> **DATA SUPPLIED**

--- START ---

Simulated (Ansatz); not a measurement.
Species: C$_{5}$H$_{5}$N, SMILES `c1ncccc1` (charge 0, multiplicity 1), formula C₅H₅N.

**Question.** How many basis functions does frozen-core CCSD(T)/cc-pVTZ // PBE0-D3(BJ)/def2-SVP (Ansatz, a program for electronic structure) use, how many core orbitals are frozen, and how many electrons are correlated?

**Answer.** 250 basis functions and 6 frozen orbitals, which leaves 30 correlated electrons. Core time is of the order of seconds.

--- END ---

> **EXERCISE**
Extract from the records above the lines from the one containing "1), formula C₅H₅N." to the one containing "electrons are correlated?", both lines included, exactly as they appear and with nothing else.

> **YOUR SOLUTION**
Species: C$_{5}$H$_{5}$N, SMILES `c1ncccc1` (charge 0, multiplicity 1), formula C₅H₅N.

**Question.** How many basis functions does frozen-core CCSD(T)/cc-pVTZ // PBE0-D3(BJ)/def2-SVP (Ansatz, a program for electronic structure) use, how many core orbitals are frozen, and how many electrons are correlated?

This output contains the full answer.